Task item
When you reach the line containing "Question: Set up", include it and stop; until then, return each line of the material exactly, starting with the first.

Records provided
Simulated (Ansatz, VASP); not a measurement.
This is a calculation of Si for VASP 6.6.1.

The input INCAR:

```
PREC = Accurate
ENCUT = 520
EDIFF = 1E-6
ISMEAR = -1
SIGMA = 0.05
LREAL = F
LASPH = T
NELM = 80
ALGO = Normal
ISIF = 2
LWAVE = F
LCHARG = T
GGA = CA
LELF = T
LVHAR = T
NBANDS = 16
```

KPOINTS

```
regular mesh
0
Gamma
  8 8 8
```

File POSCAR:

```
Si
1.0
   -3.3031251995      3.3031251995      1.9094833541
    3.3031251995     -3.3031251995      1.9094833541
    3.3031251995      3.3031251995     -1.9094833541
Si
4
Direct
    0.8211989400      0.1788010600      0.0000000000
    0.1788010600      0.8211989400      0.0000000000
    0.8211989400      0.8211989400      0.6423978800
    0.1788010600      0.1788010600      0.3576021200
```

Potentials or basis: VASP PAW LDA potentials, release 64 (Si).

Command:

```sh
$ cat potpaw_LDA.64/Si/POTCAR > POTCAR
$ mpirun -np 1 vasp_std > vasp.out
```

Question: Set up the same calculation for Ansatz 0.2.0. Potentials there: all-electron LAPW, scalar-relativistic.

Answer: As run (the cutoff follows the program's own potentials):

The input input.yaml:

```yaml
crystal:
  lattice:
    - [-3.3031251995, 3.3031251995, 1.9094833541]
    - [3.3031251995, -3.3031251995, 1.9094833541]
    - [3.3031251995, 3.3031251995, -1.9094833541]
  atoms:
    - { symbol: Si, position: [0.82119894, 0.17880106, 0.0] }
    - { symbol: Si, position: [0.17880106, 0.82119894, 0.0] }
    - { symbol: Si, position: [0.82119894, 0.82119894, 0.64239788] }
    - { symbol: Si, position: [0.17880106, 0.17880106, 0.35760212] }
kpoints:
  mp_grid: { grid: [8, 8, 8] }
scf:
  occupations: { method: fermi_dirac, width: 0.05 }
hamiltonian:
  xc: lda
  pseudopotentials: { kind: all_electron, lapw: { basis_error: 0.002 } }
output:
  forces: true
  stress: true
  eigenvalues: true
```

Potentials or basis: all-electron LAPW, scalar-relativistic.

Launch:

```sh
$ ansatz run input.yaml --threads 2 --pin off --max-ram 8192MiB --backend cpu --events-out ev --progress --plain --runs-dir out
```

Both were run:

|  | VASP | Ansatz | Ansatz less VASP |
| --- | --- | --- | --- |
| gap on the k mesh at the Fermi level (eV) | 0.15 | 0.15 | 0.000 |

Response area
Simulated (Ansatz, VASP); not a measurement.
This is a calculation of Si for VASP 6.6.1.

The input INCAR:

```
PREC = Accurate
ENCUT = 520
EDIFF = 1E-6
ISMEAR = -1
SIGMA = 0.05
LREAL = F
LASPH = T
NELM = 80
ALGO = Normal
ISIF = 2
LWAVE = F
LCHARG = T
GGA = CA
LELF = T
LVHAR = T
NBANDS = 16
```

KPOINTS

```
regular mesh
0
Gamma
  8 8 8
```

File POSCAR:

```
Si
1.0
   -3.3031251995      3.3031251995      1.9094833541
    3.3031251995     -3.3031251995      1.9094833541
    3.3031251995      3.3031251995     -1.9094833541
Si
4
Direct
    0.8211989400      0.1788010600      0.0000000000
    0.1788010600      0.8211989400      0.0000000000
    0.8211989400      0.8211989400      0.6423978800
    0.1788010600      0.1788010600      0.3576021200
```

Potentials or basis: VASP PAW LDA potentials, release 64 (Si).

Command:

```sh
$ cat potpaw_LDA.64/Si/POTCAR > POTCAR
$ mpirun -np 1 vasp_std > vasp.out
```

Question: Set up the same calculation for Ansatz 0.2.0. Potentials there: all-electron LAPW, scalar-relativistic.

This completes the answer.